--*--

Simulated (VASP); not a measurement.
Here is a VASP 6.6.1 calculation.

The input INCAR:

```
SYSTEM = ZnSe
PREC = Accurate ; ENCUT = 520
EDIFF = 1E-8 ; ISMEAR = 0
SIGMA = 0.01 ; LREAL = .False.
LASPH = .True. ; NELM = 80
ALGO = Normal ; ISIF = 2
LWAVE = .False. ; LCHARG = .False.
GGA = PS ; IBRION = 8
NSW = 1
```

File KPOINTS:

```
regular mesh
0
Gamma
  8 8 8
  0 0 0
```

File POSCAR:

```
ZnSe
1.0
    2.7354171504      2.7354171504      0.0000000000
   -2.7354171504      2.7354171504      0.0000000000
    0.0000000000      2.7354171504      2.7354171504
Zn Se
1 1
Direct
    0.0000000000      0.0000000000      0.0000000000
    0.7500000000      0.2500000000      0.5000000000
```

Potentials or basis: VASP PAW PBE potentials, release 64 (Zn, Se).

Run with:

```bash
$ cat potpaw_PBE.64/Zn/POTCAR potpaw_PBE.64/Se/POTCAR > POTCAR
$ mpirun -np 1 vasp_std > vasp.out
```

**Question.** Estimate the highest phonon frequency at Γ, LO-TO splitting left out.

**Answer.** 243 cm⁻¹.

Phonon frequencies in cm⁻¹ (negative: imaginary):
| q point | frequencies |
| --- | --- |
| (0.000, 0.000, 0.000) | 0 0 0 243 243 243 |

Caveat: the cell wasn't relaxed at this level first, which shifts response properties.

--*--

- Requirement: Start with the first line of the data and print every line exactly. The line containing "243 243 243 |" is the last one to include.

- Result:
Simulated (VASP); not a measurement.
Here is a VASP 6.6.1 calculation.

The input INCAR:

```
SYSTEM = ZnSe
PREC = Accurate ; ENCUT = 520
EDIFF = 1E-8 ; ISMEAR = 0
SIGMA = 0.01 ; LREAL = .False.
LASPH = .True. ; NELM = 80
ALGO = Normal ; ISIF = 2
LWAVE = .False. ; LCHARG = .False.
GGA = PS ; IBRION = 8
NSW = 1
```

File KPOINTS:

```
regular mesh
0
Gamma
  8 8 8
  0 0 0
```

File POSCAR:

```
ZnSe
1.0
    2.7354171504      2.7354171504      0.0000000000
   -2.7354171504      2.7354171504      0.0000000000
    0.0000000000      2.7354171504      2.7354171504
Zn Se
1 1
Direct
    0.0000000000      0.0000000000      0.0000000000
    0.7500000000      0.2500000000      0.5000000000
```

Potentials or basis: VASP PAW PBE potentials, release 64 (Zn, Se).

Run with:

```bash
$ cat potpaw_PBE.64/Zn/POTCAR potpaw_PBE.64/Se/POTCAR > POTCAR
$ mpirun -np 1 vasp_std > vasp.out
```

**Question.** Estimate the highest phonon frequency at Γ, LO-TO splitting left out.

**Answer.** 243 cm⁻¹.

Phonon frequencies in cm⁻¹ (negative: imaginary):
| q point | frequencies |
| --- | --- |
| (0.000, 0.000, 0.000) | 0 0 0 243 243 243 |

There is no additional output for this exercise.